(EXTRACTED INFORMATION Opens)

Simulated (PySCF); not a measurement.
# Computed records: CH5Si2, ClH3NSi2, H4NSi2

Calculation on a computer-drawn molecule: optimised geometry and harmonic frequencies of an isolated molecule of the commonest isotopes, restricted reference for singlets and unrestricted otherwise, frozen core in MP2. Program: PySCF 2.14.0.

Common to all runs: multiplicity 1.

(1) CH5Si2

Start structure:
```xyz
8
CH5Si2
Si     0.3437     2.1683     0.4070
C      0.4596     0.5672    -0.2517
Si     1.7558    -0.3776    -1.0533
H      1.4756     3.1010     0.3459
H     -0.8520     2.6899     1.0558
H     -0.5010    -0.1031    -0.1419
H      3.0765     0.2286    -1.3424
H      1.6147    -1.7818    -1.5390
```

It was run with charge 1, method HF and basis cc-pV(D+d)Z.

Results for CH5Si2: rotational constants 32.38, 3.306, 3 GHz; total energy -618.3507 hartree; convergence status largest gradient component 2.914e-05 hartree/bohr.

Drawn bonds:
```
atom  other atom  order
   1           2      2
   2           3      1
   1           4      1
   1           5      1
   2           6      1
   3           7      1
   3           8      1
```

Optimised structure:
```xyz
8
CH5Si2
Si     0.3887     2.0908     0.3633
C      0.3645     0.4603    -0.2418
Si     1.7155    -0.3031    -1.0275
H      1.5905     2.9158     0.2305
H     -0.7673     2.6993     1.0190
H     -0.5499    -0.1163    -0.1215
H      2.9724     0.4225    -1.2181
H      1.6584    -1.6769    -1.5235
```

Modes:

(EXTRACTED INFORMATION Closes)

§ REQUIREMENT
The data above needs to be given again exactly, with no line left out.

§ ANSWER BOX
Simulated (PySCF); not a measurement.
# Computed records: CH5Si2, ClH3NSi2, H4NSi2

Calculation on a computer-drawn molecule: optimised geometry and harmonic frequencies of an isolated molecule of the commonest isotopes, restricted reference for singlets and unrestricted otherwise, frozen core in MP2. Program: PySCF 2.14.0.

Common to all runs: multiplicity 1.

(1) CH5Si2

Start structure:
```xyz
8
CH5Si2
Si     0.3437     2.1683     0.4070
C      0.4596     0.5672    -0.2517
Si     1.7558    -0.3776    -1.0533
H      1.4756     3.1010     0.3459
H     -0.8520     2.6899     1.0558
H     -0.5010    -0.1031    -0.1419
H      3.0765     0.2286    -1.3424
H      1.6147    -1.7818    -1.5390
```

It was run with charge 1, method HF and basis cc-pV(D+d)Z.

Results for CH5Si2: rotational constants 32.38, 3.306, 3 GHz; total energy -618.3507 hartree; convergence status largest gradient component 2.914e-05 hartree/bohr.

Drawn bonds:
```
atom  other atom  order
   1           2      2
   2           3      1
   1           4      1
   1           5      1
   2           6      1
   3           7      1
   3           8      1
```

Optimised structure:
```xyz
8
CH5Si2
Si     0.3887     2.0908     0.3633
C      0.3645     0.4603    -0.2418
Si     1.7155    -0.3031    -1.0275
H      1.5905     2.9158     0.2305
H     -0.7673     2.6993     1.0190
H     -0.5499    -0.1163    -0.1215
H      2.9724     0.4225    -1.2181
H      1.6584    -1.6769    -1.5235
```

Modes:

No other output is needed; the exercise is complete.